AVAILABLE DATA.

..........

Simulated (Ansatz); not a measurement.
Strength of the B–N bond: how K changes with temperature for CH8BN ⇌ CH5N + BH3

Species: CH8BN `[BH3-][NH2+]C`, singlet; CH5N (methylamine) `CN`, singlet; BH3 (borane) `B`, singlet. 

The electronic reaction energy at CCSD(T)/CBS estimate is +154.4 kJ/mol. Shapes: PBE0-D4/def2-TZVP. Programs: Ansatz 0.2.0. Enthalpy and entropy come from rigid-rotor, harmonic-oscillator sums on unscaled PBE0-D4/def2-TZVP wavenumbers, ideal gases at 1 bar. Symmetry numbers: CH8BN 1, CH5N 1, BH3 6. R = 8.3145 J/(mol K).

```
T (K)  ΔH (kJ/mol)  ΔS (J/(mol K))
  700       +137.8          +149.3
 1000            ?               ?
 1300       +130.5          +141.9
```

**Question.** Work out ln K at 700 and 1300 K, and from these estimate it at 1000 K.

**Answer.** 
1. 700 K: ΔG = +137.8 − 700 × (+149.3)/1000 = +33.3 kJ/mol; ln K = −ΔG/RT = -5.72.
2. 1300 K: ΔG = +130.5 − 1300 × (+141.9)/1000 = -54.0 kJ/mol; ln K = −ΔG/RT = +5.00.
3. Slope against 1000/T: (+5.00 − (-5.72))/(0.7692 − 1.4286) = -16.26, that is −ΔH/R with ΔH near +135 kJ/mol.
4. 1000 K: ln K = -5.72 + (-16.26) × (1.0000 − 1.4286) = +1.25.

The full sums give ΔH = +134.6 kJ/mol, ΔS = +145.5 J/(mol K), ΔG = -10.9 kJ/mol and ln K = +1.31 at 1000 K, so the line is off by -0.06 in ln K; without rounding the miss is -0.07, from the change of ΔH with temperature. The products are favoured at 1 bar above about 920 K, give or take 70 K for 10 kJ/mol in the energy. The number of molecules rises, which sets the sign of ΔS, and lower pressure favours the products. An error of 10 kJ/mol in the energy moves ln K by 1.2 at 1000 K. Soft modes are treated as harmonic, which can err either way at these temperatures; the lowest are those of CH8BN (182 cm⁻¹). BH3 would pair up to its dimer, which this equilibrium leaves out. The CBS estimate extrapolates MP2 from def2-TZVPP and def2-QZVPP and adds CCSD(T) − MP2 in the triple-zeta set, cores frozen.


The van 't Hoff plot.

..........

WORK TASK. Could you return, word for word, only the lines running from the first line of the material above to the line that contains "1. 700 K: ΔG", inclusive?

YOUR SOLUTION.
Simulated (Ansatz); not a measurement.
Strength of the B–N bond: how K changes with temperature for CH8BN ⇌ CH5N + BH3

Species: CH8BN `[BH3-][NH2+]C`, singlet; CH5N (methylamine) `CN`, singlet; BH3 (borane) `B`, singlet. 

The electronic reaction energy at CCSD(T)/CBS estimate is +154.4 kJ/mol. Shapes: PBE0-D4/def2-TZVP. Programs: Ansatz 0.2.0. Enthalpy and entropy come from rigid-rotor, harmonic-oscillator sums on unscaled PBE0-D4/def2-TZVP wavenumbers, ideal gases at 1 bar. Symmetry numbers: CH8BN 1, CH5N 1, BH3 6. R = 8.3145 J/(mol K).

```
T (K)  ΔH (kJ/mol)  ΔS (J/(mol K))
  700       +137.8          +149.3
 1000            ?               ?
 1300       +130.5          +141.9
```

**Question.** Work out ln K at 700 and 1300 K, and from these estimate it at 1000 K.

**Answer.** 
1. 700 K: ΔG = +137.8 − 700 × (+149.3)/1000 = +33.3 kJ/mol; ln K = −ΔG/RT = -5.72.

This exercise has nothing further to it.